*TASK ITEM*
Please print the whole listing below exactly as it stands.

*ENTRIES SUPPLIED*
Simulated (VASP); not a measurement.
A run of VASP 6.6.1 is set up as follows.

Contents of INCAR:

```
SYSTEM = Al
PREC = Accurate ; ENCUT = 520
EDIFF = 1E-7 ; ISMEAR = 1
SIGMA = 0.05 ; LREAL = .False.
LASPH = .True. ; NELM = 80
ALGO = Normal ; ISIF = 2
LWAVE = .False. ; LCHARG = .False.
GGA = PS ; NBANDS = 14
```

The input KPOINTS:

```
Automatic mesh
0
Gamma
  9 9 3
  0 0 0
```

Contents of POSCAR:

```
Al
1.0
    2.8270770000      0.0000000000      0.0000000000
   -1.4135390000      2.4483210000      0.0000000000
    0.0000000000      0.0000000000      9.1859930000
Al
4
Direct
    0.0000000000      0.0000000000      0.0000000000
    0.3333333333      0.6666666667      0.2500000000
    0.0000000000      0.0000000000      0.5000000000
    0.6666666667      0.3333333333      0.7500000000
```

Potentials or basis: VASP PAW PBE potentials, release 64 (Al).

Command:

*YOUR RESPONSE*
Simulated (VASP); not a measurement.
A run of VASP 6.6.1 is set up as follows.

Contents of INCAR:

```
SYSTEM = Al
PREC = Accurate ; ENCUT = 520
EDIFF = 1E-7 ; ISMEAR = 1
SIGMA = 0.05 ; LREAL = .False.
LASPH = .True. ; NELM = 80
ALGO = Normal ; ISIF = 2
LWAVE = .False. ; LCHARG = .False.
GGA = PS ; NBANDS = 14
```

The input KPOINTS:

```
Automatic mesh
0
Gamma
  9 9 3
  0 0 0
```

Contents of POSCAR:

```
Al
1.0
    2.8270770000      0.0000000000      0.0000000000
   -1.4135390000      2.4483210000      0.0000000000
    0.0000000000      0.0000000000      9.1859930000
Al
4
Direct
    0.0000000000      0.0000000000      0.0000000000
    0.3333333333      0.6666666667      0.2500000000
    0.0000000000      0.0000000000      0.5000000000
    0.6666666667      0.3333333333      0.7500000000
```

Potentials or basis: VASP PAW PBE potentials, release 64 (Al).

Command:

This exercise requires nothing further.